**Information**
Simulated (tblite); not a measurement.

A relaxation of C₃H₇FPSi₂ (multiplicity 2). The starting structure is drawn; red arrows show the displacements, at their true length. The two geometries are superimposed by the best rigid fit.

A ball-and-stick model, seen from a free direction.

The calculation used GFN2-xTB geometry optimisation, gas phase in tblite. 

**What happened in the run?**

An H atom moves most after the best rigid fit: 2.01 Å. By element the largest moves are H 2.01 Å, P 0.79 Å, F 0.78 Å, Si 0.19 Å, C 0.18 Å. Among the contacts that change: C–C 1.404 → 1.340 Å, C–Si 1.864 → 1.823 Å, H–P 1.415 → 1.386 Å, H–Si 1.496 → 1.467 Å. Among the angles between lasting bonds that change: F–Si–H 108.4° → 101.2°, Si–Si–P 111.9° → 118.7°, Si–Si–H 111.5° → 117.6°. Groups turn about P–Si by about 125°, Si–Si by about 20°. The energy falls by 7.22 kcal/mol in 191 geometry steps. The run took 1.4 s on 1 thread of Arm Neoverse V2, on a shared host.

**Task item**
Could you retype exactly the lines above, starting at the line that contains "A relaxation of" and ending at the line that contains "in the run?**", and nothing more?

**Result**
A relaxation of C₃H₇FPSi₂ (multiplicity 2). The starting structure is drawn; red arrows show the displacements, at their true length. The two geometries are superimposed by the best rigid fit.

A ball-and-stick model, seen from a free direction.

The calculation used GFN2-xTB geometry optimisation, gas phase in tblite. 

**What happened in the run?**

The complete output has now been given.